TASK ITEM
Reproduce, character for character, the entries from their opening line through the line with "atoms | environment |".

EXTRACTED INFORMATION
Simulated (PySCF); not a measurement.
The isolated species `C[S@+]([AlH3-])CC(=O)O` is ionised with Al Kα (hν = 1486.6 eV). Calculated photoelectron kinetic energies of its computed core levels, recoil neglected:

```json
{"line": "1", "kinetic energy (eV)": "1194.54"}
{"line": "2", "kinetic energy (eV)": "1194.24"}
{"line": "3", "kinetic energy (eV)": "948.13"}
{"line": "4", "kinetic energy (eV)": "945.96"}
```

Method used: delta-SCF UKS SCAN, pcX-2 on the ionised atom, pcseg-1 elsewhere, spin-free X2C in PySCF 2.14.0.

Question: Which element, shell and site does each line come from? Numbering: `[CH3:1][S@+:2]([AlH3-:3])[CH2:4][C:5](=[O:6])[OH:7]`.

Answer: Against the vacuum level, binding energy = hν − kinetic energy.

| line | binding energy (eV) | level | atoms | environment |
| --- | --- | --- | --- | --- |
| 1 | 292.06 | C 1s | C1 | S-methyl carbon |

RESPONSE BOX
Simulated (PySCF); not a measurement.
The isolated species `C[S@+]([AlH3-])CC(=O)O` is ionised with Al Kα (hν = 1486.6 eV). Calculated photoelectron kinetic energies of its computed core levels, recoil neglected:

```json
{"line": "1", "kinetic energy (eV)": "1194.54"}
{"line": "2", "kinetic energy (eV)": "1194.24"}
{"line": "3", "kinetic energy (eV)": "948.13"}
{"line": "4", "kinetic energy (eV)": "945.96"}
```

Method used: delta-SCF UKS SCAN, pcX-2 on the ionised atom, pcseg-1 elsewhere, spin-free X2C in PySCF 2.14.0.

Question: Which element, shell and site does each line come from? Numbering: `[CH3:1][S@+:2]([AlH3-:3])[CH2:4][C:5](=[O:6])[OH:7]`.

Answer: Against the vacuum level, binding energy = hν − kinetic energy.

| line | binding energy (eV) | level | atoms | environment |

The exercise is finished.